*WORK REQUEST*
Your response should match the records line for line.

Segment Open
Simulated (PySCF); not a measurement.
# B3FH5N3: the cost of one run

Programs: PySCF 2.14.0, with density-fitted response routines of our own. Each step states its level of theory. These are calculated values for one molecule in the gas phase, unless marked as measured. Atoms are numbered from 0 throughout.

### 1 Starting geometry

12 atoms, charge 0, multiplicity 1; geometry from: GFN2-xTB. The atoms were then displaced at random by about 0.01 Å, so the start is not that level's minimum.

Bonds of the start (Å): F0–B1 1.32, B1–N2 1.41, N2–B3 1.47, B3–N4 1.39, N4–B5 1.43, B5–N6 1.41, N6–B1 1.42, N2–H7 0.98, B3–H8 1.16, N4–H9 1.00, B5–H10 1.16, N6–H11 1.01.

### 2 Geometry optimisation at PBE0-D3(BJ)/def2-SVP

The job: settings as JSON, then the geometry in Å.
Segment Closed

*REPLY*
Simulated (PySCF); not a measurement.
# B3FH5N3: the cost of one run

Programs: PySCF 2.14.0, with density-fitted response routines of our own. Each step states its level of theory. These are calculated values for one molecule in the gas phase, unless marked as measured. Atoms are numbered from 0 throughout.

### 1 Starting geometry

12 atoms, charge 0, multiplicity 1; geometry from: GFN2-xTB. The atoms were then displaced at random by about 0.01 Å, so the start is not that level's minimum.

Bonds of the start (Å): F0–B1 1.32, B1–N2 1.41, N2–B3 1.47, B3–N4 1.39, N4–B5 1.43, B5–N6 1.41, N6–B1 1.42, N2–H7 0.98, B3–H8 1.16, N4–H9 1.00, B5–H10 1.16, N6–H11 1.01.

### 2 Geometry optimisation at PBE0-D3(BJ)/def2-SVP

The job: settings as JSON, then the geometry in Å.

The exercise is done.